++++ ENTRIES SHOWN
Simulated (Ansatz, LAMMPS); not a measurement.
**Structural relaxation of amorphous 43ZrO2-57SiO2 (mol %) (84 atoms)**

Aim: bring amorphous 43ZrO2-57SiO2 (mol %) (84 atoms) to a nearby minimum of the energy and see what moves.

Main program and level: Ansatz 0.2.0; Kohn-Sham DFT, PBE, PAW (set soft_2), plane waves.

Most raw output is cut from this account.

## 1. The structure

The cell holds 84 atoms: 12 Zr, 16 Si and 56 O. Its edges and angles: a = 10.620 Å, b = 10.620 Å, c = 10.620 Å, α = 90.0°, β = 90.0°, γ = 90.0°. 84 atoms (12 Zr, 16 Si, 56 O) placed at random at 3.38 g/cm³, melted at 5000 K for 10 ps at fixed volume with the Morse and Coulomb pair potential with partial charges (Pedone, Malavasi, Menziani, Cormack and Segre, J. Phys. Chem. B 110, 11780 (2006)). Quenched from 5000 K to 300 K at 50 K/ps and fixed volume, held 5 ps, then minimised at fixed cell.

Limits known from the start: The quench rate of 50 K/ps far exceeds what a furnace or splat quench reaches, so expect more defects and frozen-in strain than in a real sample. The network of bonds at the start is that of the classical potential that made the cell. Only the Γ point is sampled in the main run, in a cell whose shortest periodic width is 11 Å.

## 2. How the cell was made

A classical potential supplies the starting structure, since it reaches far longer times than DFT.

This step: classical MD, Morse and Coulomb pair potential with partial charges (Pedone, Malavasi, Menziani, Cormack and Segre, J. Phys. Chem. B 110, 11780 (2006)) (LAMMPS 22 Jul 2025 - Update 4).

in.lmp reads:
++++++++

=== EXERCISE ===
Restate, word for word and with nothing added, the lines from the first line of the listing through the one where "## 1. The structure" stands.

=== ANSWER SECTION ===
Simulated (Ansatz, LAMMPS); not a measurement.
**Structural relaxation of amorphous 43ZrO2-57SiO2 (mol %) (84 atoms)**

Aim: bring amorphous 43ZrO2-57SiO2 (mol %) (84 atoms) to a nearby minimum of the energy and see what moves.

Main program and level: Ansatz 0.2.0; Kohn-Sham DFT, PBE, PAW (set soft_2), plane waves.

Most raw output is cut from this account.

## 1. The structure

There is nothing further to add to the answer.